- Required action
Repeat each entry below exactly as it stands.

- Records provided
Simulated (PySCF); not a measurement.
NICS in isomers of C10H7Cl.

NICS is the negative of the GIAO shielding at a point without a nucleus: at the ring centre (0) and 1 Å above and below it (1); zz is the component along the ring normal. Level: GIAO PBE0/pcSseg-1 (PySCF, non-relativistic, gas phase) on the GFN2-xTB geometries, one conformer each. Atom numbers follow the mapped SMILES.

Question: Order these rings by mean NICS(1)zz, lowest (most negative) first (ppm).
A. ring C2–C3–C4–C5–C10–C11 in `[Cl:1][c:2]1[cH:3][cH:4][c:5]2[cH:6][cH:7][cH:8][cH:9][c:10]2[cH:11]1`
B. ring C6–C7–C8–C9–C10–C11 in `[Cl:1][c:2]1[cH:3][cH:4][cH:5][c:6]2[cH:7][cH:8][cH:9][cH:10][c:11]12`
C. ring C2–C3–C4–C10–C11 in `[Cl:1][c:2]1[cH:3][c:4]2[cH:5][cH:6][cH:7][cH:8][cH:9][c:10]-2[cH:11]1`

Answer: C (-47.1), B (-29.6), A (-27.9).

- Your solution
Simulated (PySCF); not a measurement.
NICS in isomers of C10H7Cl.

NICS is the negative of the GIAO shielding at a point without a nucleus: at the ring centre (0) and 1 Å above and below it (1); zz is the component along the ring normal. Level: GIAO PBE0/pcSseg-1 (PySCF, non-relativistic, gas phase) on the GFN2-xTB geometries, one conformer each. Atom numbers follow the mapped SMILES.

Question: Order these rings by mean NICS(1)zz, lowest (most negative) first (ppm).
A. ring C2–C3–C4–C5–C10–C11 in `[Cl:1][c:2]1[cH:3][cH:4][c:5]2[cH:6][cH:7][cH:8][cH:9][c:10]2[cH:11]1`
B. ring C6–C7–C8–C9–C10–C11 in `[Cl:1][c:2]1[cH:3][cH:4][cH:5][c:6]2[cH:7][cH:8][cH:9][cH:10][c:11]12`
C. ring C2–C3–C4–C10–C11 in `[Cl:1][c:2]1[cH:3][c:4]2[cH:5][cH:6][cH:7][cH:8][cH:9][c:10]-2[cH:11]1`

Answer: C (-47.1), B (-29.6), A (-27.9).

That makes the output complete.